§ **Brief**
Give every line of the material again, exactly as written.

§ **Provided information**
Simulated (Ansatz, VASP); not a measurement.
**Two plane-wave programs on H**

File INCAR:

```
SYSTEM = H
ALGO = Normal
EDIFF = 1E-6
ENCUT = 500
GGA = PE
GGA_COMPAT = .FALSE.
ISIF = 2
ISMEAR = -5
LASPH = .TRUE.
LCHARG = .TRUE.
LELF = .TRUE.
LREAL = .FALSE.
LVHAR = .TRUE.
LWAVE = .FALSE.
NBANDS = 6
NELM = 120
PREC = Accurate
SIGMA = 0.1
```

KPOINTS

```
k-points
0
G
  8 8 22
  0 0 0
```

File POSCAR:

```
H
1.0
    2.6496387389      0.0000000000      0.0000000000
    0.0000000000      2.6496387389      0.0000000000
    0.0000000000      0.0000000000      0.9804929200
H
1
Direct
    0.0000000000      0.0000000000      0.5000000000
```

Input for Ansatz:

§ **Solution**
Simulated (Ansatz, VASP); not a measurement.
**Two plane-wave programs on H**

File INCAR:

```
SYSTEM = H
ALGO = Normal
EDIFF = 1E-6
ENCUT = 500
GGA = PE
GGA_COMPAT = .FALSE.
ISIF = 2
ISMEAR = -5
LASPH = .TRUE.
LCHARG = .TRUE.
LELF = .TRUE.
LREAL = .FALSE.
LVHAR = .TRUE.
LWAVE = .FALSE.
NBANDS = 6
NELM = 120
PREC = Accurate
SIGMA = 0.1
```

KPOINTS

```
k-points
0
G
  8 8 22
  0 0 0
```

File POSCAR:

```
H
1.0
    2.6496387389      0.0000000000      0.0000000000
    0.0000000000      2.6496387389      0.0000000000
    0.0000000000      0.0000000000      0.9804929200
H
1
Direct
    0.0000000000      0.0000000000      0.5000000000
```

Input for Ansatz:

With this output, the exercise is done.